━━━━━ Dataset excerpts ━━━━━

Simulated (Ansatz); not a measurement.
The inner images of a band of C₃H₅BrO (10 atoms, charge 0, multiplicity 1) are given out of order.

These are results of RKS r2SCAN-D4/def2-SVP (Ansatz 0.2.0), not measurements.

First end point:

━━━━━

## Requirement
Write out the listing once more, matching it exactly.

## Response area
Simulated (Ansatz); not a measurement.
The inner images of a band of C₃H₅BrO (10 atoms, charge 0, multiplicity 1) are given out of order.

These are results of RKS r2SCAN-D4/def2-SVP (Ansatz 0.2.0), not measurements.

First end point:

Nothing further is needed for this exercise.